== Dataset extract ==
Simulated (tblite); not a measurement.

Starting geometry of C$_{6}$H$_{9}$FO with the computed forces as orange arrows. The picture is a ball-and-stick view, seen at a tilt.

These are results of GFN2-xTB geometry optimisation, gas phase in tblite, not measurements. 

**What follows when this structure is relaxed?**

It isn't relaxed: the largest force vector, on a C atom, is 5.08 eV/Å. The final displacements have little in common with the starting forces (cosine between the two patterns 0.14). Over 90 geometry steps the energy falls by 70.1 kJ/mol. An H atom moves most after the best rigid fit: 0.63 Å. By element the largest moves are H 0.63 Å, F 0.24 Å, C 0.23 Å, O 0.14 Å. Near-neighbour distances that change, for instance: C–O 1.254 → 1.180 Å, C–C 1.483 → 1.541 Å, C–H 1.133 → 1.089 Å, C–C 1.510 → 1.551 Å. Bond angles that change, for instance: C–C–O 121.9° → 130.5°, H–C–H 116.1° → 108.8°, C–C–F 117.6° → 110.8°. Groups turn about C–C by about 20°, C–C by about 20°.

== Task item ==
Copy out all of the data exactly, leaving nothing out.

== Reply ==
Simulated (tblite); not a measurement.

Starting geometry of C$_{6}$H$_{9}$FO with the computed forces as orange arrows. The picture is a ball-and-stick view, seen at a tilt.

These are results of GFN2-xTB geometry optimisation, gas phase in tblite, not measurements. 

**What follows when this structure is relaxed?**

It isn't relaxed: the largest force vector, on a C atom, is 5.08 eV/Å. The final displacements have little in common with the starting forces (cosine between the two patterns 0.14). Over 90 geometry steps the energy falls by 70.1 kJ/mol. An H atom moves most after the best rigid fit: 0.63 Å. By element the largest moves are H 0.63 Å, F 0.24 Å, C 0.23 Å, O 0.14 Å. Near-neighbour distances that change, for instance: C–O 1.254 → 1.180 Å, C–C 1.483 → 1.541 Å, C–H 1.133 → 1.089 Å, C–C 1.510 → 1.551 Å. Bond angles that change, for instance: C–C–O 121.9° → 130.5°, H–C–H 116.1° → 108.8°, C–C–F 117.6° → 110.8°. Groups turn about C–C by about 20°, C–C by about 20°.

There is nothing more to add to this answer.